▶ _Information shown_
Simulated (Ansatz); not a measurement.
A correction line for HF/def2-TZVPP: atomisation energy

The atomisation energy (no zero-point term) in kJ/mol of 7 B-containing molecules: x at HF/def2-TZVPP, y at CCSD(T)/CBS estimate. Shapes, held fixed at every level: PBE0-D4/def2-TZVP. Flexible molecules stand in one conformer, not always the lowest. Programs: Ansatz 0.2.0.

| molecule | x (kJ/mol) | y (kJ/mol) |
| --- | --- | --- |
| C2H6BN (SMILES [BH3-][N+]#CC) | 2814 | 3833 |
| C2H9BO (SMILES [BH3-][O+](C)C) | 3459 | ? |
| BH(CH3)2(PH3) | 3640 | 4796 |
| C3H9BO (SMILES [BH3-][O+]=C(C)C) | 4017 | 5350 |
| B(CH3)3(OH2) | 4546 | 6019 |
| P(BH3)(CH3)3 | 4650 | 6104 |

▶ _Task item_
Could you set down, word for word, only the lines above from the line with "y (kJ/mol) |" to the line with "4546 | 6019 |", including both?

▶ _Expected answer_
| molecule | x (kJ/mol) | y (kJ/mol) |
| --- | --- | --- |
| C2H6BN (SMILES [BH3-][N+]#CC) | 2814 | 3833 |
| C2H9BO (SMILES [BH3-][O+](C)C) | 3459 | ? |
| BH(CH3)2(PH3) | 3640 | 4796 |
| C3H9BO (SMILES [BH3-][O+]=C(C)C) | 4017 | 5350 |
| B(CH3)3(OH2) | 4546 | 6019 |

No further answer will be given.